## Record extracts:
>>>

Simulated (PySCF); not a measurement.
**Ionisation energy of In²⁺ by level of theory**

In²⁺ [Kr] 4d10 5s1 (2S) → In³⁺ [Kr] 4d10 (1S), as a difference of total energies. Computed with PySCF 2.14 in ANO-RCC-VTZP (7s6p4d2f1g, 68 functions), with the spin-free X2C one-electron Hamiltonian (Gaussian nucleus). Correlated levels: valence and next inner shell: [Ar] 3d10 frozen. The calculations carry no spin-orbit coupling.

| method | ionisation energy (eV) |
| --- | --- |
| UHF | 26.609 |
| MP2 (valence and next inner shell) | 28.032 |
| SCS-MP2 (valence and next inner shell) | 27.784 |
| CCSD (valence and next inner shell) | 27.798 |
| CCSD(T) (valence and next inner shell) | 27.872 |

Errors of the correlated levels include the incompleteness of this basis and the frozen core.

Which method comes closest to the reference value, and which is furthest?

<<<

## Assignment:
Restate every line of the listing word for word.

## Response box:
Simulated (PySCF); not a measurement.
**Ionisation energy of In²⁺ by level of theory**

In²⁺ [Kr] 4d10 5s1 (2S) → In³⁺ [Kr] 4d10 (1S), as a difference of total energies. Computed with PySCF 2.14 in ANO-RCC-VTZP (7s6p4d2f1g, 68 functions), with the spin-free X2C one-electron Hamiltonian (Gaussian nucleus). Correlated levels: valence and next inner shell: [Ar] 3d10 frozen. The calculations carry no spin-orbit coupling.

| method | ionisation energy (eV) |
| --- | --- |
| UHF | 26.609 |
| MP2 (valence and next inner shell) | 28.032 |
| SCS-MP2 (valence and next inner shell) | 27.784 |
| CCSD (valence and next inner shell) | 27.798 |
| CCSD(T) (valence and next inner shell) | 27.872 |

Errors of the correlated levels include the incompleteness of this basis and the frozen core.

Which method comes closest to the reference value, and which is furthest?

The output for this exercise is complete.